• **Dataset entries**
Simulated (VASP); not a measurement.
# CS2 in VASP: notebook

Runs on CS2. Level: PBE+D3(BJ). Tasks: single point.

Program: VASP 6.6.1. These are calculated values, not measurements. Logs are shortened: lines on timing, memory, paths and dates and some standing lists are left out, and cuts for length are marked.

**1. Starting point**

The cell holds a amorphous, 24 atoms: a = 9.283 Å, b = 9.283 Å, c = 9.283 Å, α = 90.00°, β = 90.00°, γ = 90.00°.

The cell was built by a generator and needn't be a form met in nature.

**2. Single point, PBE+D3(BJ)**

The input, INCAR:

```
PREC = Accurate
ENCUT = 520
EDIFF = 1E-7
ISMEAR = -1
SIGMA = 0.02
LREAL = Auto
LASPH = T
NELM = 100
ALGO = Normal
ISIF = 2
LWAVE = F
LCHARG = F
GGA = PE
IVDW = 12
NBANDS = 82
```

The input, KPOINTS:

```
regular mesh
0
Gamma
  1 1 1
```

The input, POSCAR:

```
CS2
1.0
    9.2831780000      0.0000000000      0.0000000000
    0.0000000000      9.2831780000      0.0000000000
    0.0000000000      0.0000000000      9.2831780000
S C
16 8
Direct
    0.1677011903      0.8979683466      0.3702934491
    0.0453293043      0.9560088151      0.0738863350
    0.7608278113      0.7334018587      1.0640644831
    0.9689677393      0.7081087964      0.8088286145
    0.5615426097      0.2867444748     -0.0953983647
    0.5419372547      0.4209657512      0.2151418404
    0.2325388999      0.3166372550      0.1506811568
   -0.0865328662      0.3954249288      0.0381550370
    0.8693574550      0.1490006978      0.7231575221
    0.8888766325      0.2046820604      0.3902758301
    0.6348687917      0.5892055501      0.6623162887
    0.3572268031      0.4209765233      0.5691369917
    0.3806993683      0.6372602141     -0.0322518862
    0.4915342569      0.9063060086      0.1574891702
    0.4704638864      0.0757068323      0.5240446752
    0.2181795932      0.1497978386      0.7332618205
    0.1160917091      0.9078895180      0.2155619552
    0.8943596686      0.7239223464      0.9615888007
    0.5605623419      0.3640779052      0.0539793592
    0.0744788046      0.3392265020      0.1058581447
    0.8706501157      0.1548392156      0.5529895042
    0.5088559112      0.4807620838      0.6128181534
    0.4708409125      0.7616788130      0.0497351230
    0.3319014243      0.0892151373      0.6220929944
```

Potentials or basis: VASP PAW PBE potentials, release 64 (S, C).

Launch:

• **Work order**
From the first line of the data above to the line containing "Runs on CS2.", repeat everything exactly and add nothing.

• **Response box**
Simulated (VASP); not a measurement.
# CS2 in VASP: notebook

Runs on CS2. Level: PBE+D3(BJ). Tasks: single point.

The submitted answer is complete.